Each entry below needs to be retyped exactly as given.

╭──
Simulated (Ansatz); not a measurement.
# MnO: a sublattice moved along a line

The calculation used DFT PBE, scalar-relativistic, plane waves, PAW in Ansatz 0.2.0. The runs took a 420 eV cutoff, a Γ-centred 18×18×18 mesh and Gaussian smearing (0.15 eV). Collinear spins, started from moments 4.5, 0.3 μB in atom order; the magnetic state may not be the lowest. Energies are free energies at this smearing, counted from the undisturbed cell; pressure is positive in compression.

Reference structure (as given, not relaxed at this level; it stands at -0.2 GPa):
╰──

- _Written reply_:
Simulated (Ansatz); not a measurement.
# MnO: a sublattice moved along a line

The calculation used DFT PBE, scalar-relativistic, plane waves, PAW in Ansatz 0.2.0. The runs took a 420 eV cutoff, a Γ-centred 18×18×18 mesh and Gaussian smearing (0.15 eV). Collinear spins, started from moments 4.5, 0.3 μB in atom order; the magnetic state may not be the lowest. Energies are free energies at this smearing, counted from the undisturbed cell; pressure is positive in compression.

Reference structure (as given, not relaxed at this level; it stands at -0.2 GPa):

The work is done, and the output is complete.